**** Data supplied

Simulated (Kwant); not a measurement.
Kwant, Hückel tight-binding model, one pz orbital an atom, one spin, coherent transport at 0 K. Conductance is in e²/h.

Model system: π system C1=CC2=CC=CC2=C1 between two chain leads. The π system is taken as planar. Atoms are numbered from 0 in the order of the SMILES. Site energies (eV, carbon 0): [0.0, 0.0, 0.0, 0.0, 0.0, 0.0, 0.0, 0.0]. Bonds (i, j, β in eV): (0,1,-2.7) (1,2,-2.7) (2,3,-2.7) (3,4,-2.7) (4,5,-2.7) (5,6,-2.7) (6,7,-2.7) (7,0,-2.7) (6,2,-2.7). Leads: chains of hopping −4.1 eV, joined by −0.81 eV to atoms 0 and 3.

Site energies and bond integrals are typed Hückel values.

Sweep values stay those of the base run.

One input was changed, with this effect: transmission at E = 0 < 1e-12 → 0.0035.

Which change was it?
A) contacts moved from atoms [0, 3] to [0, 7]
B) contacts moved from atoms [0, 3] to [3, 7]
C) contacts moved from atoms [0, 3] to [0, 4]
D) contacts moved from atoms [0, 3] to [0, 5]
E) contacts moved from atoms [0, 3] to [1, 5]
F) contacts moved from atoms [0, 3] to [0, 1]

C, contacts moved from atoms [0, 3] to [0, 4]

********

• [Work item]: Could you copy exactly the lines from the first line of the records above through the line containing "F) contacts moved from atoms [0, 3] to [0, 1]", both included, and nothing else?

• [Problem solution]:
Simulated (Kwant); not a measurement.
Kwant, Hückel tight-binding model, one pz orbital an atom, one spin, coherent transport at 0 K. Conductance is in e²/h.

Model system: π system C1=CC2=CC=CC2=C1 between two chain leads. The π system is taken as planar. Atoms are numbered from 0 in the order of the SMILES. Site energies (eV, carbon 0): [0.0, 0.0, 0.0, 0.0, 0.0, 0.0, 0.0, 0.0]. Bonds (i, j, β in eV): (0,1,-2.7) (1,2,-2.7) (2,3,-2.7) (3,4,-2.7) (4,5,-2.7) (5,6,-2.7) (6,7,-2.7) (7,0,-2.7) (6,2,-2.7). Leads: chains of hopping −4.1 eV, joined by −0.81 eV to atoms 0 and 3.

Site energies and bond integrals are typed Hückel values.

Sweep values stay those of the base run.

One input was changed, with this effect: transmission at E = 0 < 1e-12 → 0.0035.

Which change was it?
A) contacts moved from atoms [0, 3] to [0, 7]
B) contacts moved from atoms [0, 3] to [3, 7]
C) contacts moved from atoms [0, 3] to [0, 4]
D) contacts moved from atoms [0, 3] to [0, 5]
E) contacts moved from atoms [0, 3] to [1, 5]
F) contacts moved from atoms [0, 3] to [0, 1]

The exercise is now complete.